**Work order**: Repeat the listing in full. Nothing may be added or left out.

.....

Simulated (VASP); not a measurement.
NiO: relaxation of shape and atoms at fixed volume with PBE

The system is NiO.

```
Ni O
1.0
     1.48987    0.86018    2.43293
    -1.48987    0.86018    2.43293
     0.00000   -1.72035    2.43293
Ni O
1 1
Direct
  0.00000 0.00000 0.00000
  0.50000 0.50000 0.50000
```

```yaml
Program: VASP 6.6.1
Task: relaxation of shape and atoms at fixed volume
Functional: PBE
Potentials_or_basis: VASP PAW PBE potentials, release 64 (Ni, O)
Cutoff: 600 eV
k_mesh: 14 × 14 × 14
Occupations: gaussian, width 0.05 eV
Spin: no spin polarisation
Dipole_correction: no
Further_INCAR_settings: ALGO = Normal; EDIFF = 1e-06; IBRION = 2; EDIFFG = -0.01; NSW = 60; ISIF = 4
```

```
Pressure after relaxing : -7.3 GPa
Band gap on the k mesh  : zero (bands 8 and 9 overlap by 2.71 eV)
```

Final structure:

.....

**Task answer**:
Simulated (VASP); not a measurement.
NiO: relaxation of shape and atoms at fixed volume with PBE

The system is NiO.

```
Ni O
1.0
     1.48987    0.86018    2.43293
    -1.48987    0.86018    2.43293
     0.00000   -1.72035    2.43293
Ni O
1 1
Direct
  0.00000 0.00000 0.00000
  0.50000 0.50000 0.50000
```

```yaml
Program: VASP 6.6.1
Task: relaxation of shape and atoms at fixed volume
Functional: PBE
Potentials_or_basis: VASP PAW PBE potentials, release 64 (Ni, O)
Cutoff: 600 eV
k_mesh: 14 × 14 × 14
Occupations: gaussian, width 0.05 eV
Spin: no spin polarisation
Dipole_correction: no
Further_INCAR_settings: ALGO = Normal; EDIFF = 1e-06; IBRION = 2; EDIFFG = -0.01; NSW = 60; ISIF = 4
```

```
Pressure after relaxing : -7.3 GPa
Band gap on the k mesh  : zero (bands 8 and 9 overlap by 2.71 eV)
```

Final structure:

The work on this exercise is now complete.